┄┄┄┄┄┄┄┄┄┄

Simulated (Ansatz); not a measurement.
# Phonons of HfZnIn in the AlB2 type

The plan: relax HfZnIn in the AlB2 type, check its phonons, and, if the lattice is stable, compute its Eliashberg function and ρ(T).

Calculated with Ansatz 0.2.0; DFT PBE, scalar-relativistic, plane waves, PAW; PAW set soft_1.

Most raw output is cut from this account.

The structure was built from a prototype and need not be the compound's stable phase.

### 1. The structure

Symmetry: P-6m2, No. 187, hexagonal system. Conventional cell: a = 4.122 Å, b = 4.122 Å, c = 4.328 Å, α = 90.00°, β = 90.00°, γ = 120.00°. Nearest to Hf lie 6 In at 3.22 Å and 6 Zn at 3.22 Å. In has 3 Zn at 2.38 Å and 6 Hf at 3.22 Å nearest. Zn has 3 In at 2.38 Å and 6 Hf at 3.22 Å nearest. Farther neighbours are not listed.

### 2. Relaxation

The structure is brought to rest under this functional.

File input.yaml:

┄┄┄┄┄┄┄┄┄┄

• _Work request_: Your response must repeat all of the material above exactly.

• _Exercise solution_:
Simulated (Ansatz); not a measurement.
# Phonons of HfZnIn in the AlB2 type

The plan: relax HfZnIn in the AlB2 type, check its phonons, and, if the lattice is stable, compute its Eliashberg function and ρ(T).

Calculated with Ansatz 0.2.0; DFT PBE, scalar-relativistic, plane waves, PAW; PAW set soft_1.

Most raw output is cut from this account.

The structure was built from a prototype and need not be the compound's stable phase.

### 1. The structure

Symmetry: P-6m2, No. 187, hexagonal system. Conventional cell: a = 4.122 Å, b = 4.122 Å, c = 4.328 Å, α = 90.00°, β = 90.00°, γ = 120.00°. Nearest to Hf lie 6 In at 3.22 Å and 6 Zn at 3.22 Å. In has 3 Zn at 2.38 Å and 6 Hf at 3.22 Å nearest. Zn has 3 In at 2.38 Å and 6 Hf at 3.22 Å nearest. Farther neighbours are not listed.

### 2. Relaxation

The structure is brought to rest under this functional.

File input.yaml:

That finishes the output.